[The data]:
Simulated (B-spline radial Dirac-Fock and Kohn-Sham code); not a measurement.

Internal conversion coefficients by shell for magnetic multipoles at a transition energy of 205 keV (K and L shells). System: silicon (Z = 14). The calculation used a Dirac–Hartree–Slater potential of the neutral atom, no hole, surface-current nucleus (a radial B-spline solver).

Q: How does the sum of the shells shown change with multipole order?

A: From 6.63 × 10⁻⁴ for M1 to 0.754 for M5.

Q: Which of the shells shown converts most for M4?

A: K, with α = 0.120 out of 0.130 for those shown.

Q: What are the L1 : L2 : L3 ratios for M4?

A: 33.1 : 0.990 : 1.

[Requirement]:
Give back, unchanged, the run of lines in the listing above that begins at the line containing "Q: Which of" and ends at the line containing "Q: What are the L1 : L2 : L3 ratios for M4?", both included.

[Problem solution]:
Q: Which of the shells shown converts most for M4?

A: K, with α = 0.120 out of 0.130 for those shown.

Q: What are the L1 : L2 : L3 ratios for M4?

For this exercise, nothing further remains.